(Exercise): Below are the records; output them exactly from the first line through the line with "Core potentials replace", stopping there.

(Information):
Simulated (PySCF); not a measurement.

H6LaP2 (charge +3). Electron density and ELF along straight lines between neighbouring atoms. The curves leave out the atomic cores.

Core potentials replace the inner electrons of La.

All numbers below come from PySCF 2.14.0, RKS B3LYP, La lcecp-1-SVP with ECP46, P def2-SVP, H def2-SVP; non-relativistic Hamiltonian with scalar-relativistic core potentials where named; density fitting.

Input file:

(Task response):
Simulated (PySCF); not a measurement.

H6LaP2 (charge +3). Electron density and ELF along straight lines between neighbouring atoms. The curves leave out the atomic cores.

Core potentials replace the inner electrons of La.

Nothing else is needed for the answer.